> **Information**:
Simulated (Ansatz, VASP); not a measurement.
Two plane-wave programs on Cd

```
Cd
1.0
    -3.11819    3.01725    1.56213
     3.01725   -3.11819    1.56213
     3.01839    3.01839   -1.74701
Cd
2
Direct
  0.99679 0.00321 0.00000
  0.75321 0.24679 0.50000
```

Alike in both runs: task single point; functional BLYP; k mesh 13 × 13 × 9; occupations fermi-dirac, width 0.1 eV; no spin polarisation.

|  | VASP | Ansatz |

> **Exercise**: Reproduce all the data exactly. Include every line.

> **Your solution**:
Simulated (Ansatz, VASP); not a measurement.
Two plane-wave programs on Cd

```
Cd
1.0
    -3.11819    3.01725    1.56213
     3.01725   -3.11819    1.56213
     3.01839    3.01839   -1.74701
Cd
2
Direct
  0.99679 0.00321 0.00000
  0.75321 0.24679 0.50000
```

Alike in both runs: task single point; functional BLYP; k mesh 13 × 13 × 9; occupations fermi-dirac, width 0.1 eV; no spin polarisation.

|  | VASP | Ansatz |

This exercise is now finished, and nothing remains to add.